---+---
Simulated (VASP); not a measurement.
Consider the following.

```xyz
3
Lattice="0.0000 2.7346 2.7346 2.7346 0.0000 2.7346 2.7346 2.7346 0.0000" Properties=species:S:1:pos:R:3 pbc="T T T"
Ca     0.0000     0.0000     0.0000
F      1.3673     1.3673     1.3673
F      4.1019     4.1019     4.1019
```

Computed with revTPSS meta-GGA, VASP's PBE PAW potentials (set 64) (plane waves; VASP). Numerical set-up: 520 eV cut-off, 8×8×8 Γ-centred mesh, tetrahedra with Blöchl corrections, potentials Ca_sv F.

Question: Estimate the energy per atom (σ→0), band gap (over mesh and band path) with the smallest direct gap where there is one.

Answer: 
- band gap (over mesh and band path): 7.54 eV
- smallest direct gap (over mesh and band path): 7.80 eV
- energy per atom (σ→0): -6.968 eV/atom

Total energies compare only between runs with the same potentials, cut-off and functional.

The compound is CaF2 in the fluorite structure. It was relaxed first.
---+---

(WORK ORDER): Quote the data in full, keeping each word unchanged.

(EXERCISE OUTPUT):
Simulated (VASP); not a measurement.
Consider the following.

```xyz
3
Lattice="0.0000 2.7346 2.7346 2.7346 0.0000 2.7346 2.7346 2.7346 0.0000" Properties=species:S:1:pos:R:3 pbc="T T T"
Ca     0.0000     0.0000     0.0000
F      1.3673     1.3673     1.3673
F      4.1019     4.1019     4.1019
```

Computed with revTPSS meta-GGA, VASP's PBE PAW potentials (set 64) (plane waves; VASP). Numerical set-up: 520 eV cut-off, 8×8×8 Γ-centred mesh, tetrahedra with Blöchl corrections, potentials Ca_sv F.

Question: Estimate the energy per atom (σ→0), band gap (over mesh and band path) with the smallest direct gap where there is one.

Answer: 
- band gap (over mesh and band path): 7.54 eV
- smallest direct gap (over mesh and band path): 7.80 eV
- energy per atom (σ→0): -6.968 eV/atom

Total energies compare only between runs with the same potentials, cut-off and functional.

The compound is CaF2 in the fluorite structure. It was relaxed first.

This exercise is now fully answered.